• _DATA EXTRACTS_
[Start of Attachment]

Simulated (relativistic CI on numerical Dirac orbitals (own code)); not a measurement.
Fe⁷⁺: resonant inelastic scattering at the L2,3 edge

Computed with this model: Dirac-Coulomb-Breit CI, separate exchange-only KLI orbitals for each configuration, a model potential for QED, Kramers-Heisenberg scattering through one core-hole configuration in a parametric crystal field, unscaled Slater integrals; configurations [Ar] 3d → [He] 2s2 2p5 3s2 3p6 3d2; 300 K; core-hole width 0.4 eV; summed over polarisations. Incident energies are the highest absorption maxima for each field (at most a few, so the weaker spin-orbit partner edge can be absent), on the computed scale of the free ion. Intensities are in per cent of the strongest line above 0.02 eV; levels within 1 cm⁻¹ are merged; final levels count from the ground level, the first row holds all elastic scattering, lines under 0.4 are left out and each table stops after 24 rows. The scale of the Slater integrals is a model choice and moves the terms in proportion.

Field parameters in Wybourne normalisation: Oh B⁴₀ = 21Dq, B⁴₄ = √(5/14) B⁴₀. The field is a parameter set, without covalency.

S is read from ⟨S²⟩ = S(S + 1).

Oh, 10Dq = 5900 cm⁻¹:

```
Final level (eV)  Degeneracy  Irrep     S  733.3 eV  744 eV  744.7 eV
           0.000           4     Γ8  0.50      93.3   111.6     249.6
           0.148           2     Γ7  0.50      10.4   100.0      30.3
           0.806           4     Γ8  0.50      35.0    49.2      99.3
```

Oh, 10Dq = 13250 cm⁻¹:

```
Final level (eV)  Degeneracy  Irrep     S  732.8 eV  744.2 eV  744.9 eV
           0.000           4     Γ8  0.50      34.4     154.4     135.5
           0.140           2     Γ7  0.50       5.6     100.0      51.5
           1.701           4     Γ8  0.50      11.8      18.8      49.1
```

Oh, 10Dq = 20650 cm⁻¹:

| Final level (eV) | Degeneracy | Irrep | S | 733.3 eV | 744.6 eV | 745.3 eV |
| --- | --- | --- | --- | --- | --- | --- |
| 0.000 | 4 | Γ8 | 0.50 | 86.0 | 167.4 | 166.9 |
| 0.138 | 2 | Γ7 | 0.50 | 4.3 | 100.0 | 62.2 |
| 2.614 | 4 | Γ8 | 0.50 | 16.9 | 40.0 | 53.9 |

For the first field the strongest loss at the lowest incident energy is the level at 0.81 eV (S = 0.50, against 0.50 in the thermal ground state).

[End of Attachment]

Please give back exactly the lines of this listing beginning at the line with "100.0 | 62.2 |" and ending with the line with "40.0 | 53.9 |", both included, and nothing else.

| 0.138 | 2 | Γ7 | 0.50 | 4.3 | 100.0 | 62.2 |
| 2.614 | 4 | Γ8 | 0.50 | 16.9 | 40.0 | 53.9 |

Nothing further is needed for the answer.